**Exercise:** Nothing more is wanted than an exact repeat of the data below.

Start of Dataset content

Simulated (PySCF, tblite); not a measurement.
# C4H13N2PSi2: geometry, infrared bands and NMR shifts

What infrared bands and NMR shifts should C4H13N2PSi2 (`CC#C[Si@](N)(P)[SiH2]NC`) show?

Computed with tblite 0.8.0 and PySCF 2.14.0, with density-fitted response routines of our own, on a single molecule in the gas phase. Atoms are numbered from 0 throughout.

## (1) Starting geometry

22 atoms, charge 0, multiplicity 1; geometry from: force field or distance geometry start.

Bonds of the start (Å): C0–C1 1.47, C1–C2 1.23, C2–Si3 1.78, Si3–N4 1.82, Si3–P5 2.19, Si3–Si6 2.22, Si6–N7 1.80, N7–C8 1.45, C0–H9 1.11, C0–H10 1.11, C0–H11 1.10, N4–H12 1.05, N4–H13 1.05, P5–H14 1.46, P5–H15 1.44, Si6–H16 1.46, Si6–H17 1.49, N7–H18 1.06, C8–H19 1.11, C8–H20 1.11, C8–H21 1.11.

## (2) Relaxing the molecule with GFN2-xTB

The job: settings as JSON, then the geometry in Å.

End of Dataset content

**Your response:**
Simulated (PySCF, tblite); not a measurement.
# C4H13N2PSi2: geometry, infrared bands and NMR shifts

What infrared bands and NMR shifts should C4H13N2PSi2 (`CC#C[Si@](N)(P)[SiH2]NC`) show?

Computed with tblite 0.8.0 and PySCF 2.14.0, with density-fitted response routines of our own, on a single molecule in the gas phase. Atoms are numbered from 0 throughout.

## (1) Starting geometry

22 atoms, charge 0, multiplicity 1; geometry from: force field or distance geometry start.

Bonds of the start (Å): C0–C1 1.47, C1–C2 1.23, C2–Si3 1.78, Si3–N4 1.82, Si3–P5 2.19, Si3–Si6 2.22, Si6–N7 1.80, N7–C8 1.45, C0–H9 1.11, C0–H10 1.11, C0–H11 1.10, N4–H12 1.05, N4–H13 1.05, P5–H14 1.46, P5–H15 1.44, Si6–H16 1.46, Si6–H17 1.49, N7–H18 1.06, C8–H19 1.11, C8–H20 1.11, C8–H21 1.11.

## (2) Relaxing the molecule with GFN2-xTB

The job: settings as JSON, then the geometry in Å.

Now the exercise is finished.